☆ ☆ ☆

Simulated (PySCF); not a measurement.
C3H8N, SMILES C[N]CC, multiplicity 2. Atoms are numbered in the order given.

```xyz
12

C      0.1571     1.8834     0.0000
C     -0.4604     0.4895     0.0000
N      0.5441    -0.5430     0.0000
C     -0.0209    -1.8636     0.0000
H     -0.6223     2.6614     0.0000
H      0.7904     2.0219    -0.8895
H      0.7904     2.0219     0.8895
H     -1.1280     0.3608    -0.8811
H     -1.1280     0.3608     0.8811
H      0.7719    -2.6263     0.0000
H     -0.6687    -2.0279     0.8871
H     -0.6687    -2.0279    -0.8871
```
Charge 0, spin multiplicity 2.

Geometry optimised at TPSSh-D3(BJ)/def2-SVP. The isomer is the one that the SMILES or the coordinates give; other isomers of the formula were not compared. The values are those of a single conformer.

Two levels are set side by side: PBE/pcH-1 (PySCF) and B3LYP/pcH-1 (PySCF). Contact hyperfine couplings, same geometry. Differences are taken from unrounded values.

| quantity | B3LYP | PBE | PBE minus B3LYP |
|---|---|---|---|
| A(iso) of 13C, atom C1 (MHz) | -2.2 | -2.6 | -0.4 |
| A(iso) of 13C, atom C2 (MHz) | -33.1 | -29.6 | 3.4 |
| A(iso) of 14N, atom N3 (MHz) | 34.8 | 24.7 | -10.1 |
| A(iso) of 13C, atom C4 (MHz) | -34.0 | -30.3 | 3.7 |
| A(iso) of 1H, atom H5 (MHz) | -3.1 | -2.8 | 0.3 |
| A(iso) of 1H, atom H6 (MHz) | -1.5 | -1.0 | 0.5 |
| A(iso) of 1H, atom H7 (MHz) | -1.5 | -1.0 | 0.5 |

☆ ☆ ☆

## Assigned task
Return all entries exactly.

## Answer section
Simulated (PySCF); not a measurement.
C3H8N, SMILES C[N]CC, multiplicity 2. Atoms are numbered in the order given.

```xyz
12

C      0.1571     1.8834     0.0000
C     -0.4604     0.4895     0.0000
N      0.5441    -0.5430     0.0000
C     -0.0209    -1.8636     0.0000
H     -0.6223     2.6614     0.0000
H      0.7904     2.0219    -0.8895
H      0.7904     2.0219     0.8895
H     -1.1280     0.3608    -0.8811
H     -1.1280     0.3608     0.8811
H      0.7719    -2.6263     0.0000
H     -0.6687    -2.0279     0.8871
H     -0.6687    -2.0279    -0.8871
```
Charge 0, spin multiplicity 2.

Geometry optimised at TPSSh-D3(BJ)/def2-SVP. The isomer is the one that the SMILES or the coordinates give; other isomers of the formula were not compared. The values are those of a single conformer.

Two levels are set side by side: PBE/pcH-1 (PySCF) and B3LYP/pcH-1 (PySCF). Contact hyperfine couplings, same geometry. Differences are taken from unrounded values.

| quantity | B3LYP | PBE | PBE minus B3LYP |
|---|---|---|---|
| A(iso) of 13C, atom C1 (MHz) | -2.2 | -2.6 | -0.4 |
| A(iso) of 13C, atom C2 (MHz) | -33.1 | -29.6 | 3.4 |
| A(iso) of 14N, atom N3 (MHz) | 34.8 | 24.7 | -10.1 |
| A(iso) of 13C, atom C4 (MHz) | -34.0 | -30.3 | 3.7 |
| A(iso) of 1H, atom H5 (MHz) | -3.1 | -2.8 | 0.3 |
| A(iso) of 1H, atom H6 (MHz) | -1.5 | -1.0 | 0.5 |
| A(iso) of 1H, atom H7 (MHz) | -1.5 | -1.0 | 0.5 |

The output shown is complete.